> [Material supplied]
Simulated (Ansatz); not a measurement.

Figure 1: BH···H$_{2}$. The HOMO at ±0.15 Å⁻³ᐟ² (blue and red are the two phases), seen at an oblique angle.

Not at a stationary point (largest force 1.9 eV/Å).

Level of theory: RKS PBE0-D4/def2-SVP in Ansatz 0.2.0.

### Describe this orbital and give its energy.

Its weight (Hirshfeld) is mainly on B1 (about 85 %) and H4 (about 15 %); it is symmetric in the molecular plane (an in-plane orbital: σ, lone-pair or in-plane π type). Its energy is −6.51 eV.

> [Activity] Starting at the top of the data above, repeat every line exactly until the line containing "Level of theory: RKS" has been given, then stop.

> [Task result]
Simulated (Ansatz); not a measurement.

Figure 1: BH···H$_{2}$. The HOMO at ±0.15 Å⁻³ᐟ² (blue and red are the two phases), seen at an oblique angle.

Not at a stationary point (largest force 1.9 eV/Å).

Level of theory: RKS PBE0-D4/def2-SVP in Ansatz 0.2.0.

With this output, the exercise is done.